WORK TASK: Copy the whole listing verbatim.

DATASET:
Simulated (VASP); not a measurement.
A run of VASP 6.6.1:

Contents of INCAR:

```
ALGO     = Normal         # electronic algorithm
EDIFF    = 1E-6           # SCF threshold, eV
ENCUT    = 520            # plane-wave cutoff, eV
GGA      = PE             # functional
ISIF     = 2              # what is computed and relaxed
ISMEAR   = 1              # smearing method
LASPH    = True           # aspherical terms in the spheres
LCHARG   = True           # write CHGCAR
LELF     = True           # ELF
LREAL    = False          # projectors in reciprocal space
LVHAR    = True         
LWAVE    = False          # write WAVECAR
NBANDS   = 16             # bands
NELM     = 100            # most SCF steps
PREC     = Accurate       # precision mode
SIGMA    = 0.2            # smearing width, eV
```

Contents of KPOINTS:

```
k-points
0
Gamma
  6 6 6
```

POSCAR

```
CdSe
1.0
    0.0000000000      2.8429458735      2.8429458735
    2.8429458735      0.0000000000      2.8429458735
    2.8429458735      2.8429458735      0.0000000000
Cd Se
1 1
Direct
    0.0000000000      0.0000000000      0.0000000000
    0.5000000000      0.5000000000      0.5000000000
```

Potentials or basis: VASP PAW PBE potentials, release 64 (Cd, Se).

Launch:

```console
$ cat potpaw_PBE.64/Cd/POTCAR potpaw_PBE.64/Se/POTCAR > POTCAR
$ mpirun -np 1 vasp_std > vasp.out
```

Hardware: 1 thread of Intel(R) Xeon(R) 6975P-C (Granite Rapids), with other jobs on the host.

ANSWER BOX:
Simulated (VASP); not a measurement.
A run of VASP 6.6.1:

Contents of INCAR:

```
ALGO     = Normal         # electronic algorithm
EDIFF    = 1E-6           # SCF threshold, eV
ENCUT    = 520            # plane-wave cutoff, eV
GGA      = PE             # functional
ISIF     = 2              # what is computed and relaxed
ISMEAR   = 1              # smearing method
LASPH    = True           # aspherical terms in the spheres
LCHARG   = True           # write CHGCAR
LELF     = True           # ELF
LREAL    = False          # projectors in reciprocal space
LVHAR    = True         
LWAVE    = False          # write WAVECAR
NBANDS   = 16             # bands
NELM     = 100            # most SCF steps
PREC     = Accurate       # precision mode
SIGMA    = 0.2            # smearing width, eV
```

Contents of KPOINTS:

```
k-points
0
Gamma
  6 6 6
```

POSCAR

```
CdSe
1.0
    0.0000000000      2.8429458735      2.8429458735
    2.8429458735      0.0000000000      2.8429458735
    2.8429458735      2.8429458735      0.0000000000
Cd Se
1 1
Direct
    0.0000000000      0.0000000000      0.0000000000
    0.5000000000      0.5000000000      0.5000000000
```

Potentials or basis: VASP PAW PBE potentials, release 64 (Cd, Se).

Launch:

```console
$ cat potpaw_PBE.64/Cd/POTCAR potpaw_PBE.64/Se/POTCAR > POTCAR
$ mpirun -np 1 vasp_std > vasp.out
```

Hardware: 1 thread of Intel(R) Xeon(R) 6975P-C (Granite Rapids), with other jobs on the host.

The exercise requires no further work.